## [Exercise]
Could you please repeat the data below word for word?

(Data extracts Opens)
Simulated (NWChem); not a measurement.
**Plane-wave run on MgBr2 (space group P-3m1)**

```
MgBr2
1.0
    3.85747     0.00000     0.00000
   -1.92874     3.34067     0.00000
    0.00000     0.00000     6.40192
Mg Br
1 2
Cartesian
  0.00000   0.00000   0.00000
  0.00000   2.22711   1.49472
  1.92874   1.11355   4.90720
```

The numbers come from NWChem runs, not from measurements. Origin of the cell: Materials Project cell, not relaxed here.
(Data extracts Closes)

## [Result]
Simulated (NWChem); not a measurement.
**Plane-wave run on MgBr2 (space group P-3m1)**

```
MgBr2
1.0
    3.85747     0.00000     0.00000
   -1.92874     3.34067     0.00000
    0.00000     0.00000     6.40192
Mg Br
1 2
Cartesian
  0.00000   0.00000   0.00000
  0.00000   2.22711   1.49472
  1.92874   1.11355   4.90720
```

The numbers come from NWChem runs, not from measurements. Origin of the cell: Materials Project cell, not relaxed here.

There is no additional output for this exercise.